Supplied records:
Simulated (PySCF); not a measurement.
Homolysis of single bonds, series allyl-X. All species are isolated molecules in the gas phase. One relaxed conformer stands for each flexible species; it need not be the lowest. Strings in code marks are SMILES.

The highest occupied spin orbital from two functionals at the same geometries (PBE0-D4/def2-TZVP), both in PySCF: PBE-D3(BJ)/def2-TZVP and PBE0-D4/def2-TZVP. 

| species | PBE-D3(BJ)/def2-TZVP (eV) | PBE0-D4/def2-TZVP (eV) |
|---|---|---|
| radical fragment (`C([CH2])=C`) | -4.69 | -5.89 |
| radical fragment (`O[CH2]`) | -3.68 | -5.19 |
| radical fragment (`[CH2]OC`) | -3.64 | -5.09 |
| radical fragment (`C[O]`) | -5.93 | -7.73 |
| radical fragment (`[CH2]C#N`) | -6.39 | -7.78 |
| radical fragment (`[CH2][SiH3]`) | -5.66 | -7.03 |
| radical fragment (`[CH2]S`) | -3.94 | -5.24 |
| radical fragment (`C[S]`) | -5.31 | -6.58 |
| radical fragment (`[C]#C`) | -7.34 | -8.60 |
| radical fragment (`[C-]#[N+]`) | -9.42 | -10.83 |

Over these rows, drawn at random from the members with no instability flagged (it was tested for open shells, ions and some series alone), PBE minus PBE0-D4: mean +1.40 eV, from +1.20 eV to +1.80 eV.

Work task: Your task is to retype the entries verbatim, starting with the line that holds "-3.94 | -5.24 |" and stopping after the line that holds "-9.42 | -10.83 |".

Answer space:
| radical fragment (`[CH2]S`) | -3.94 | -5.24 |
| radical fragment (`C[S]`) | -5.31 | -6.58 |
| radical fragment (`[C]#C`) | -7.34 | -8.60 |
| radical fragment (`[C-]#[N+]`) | -9.42 | -10.83 |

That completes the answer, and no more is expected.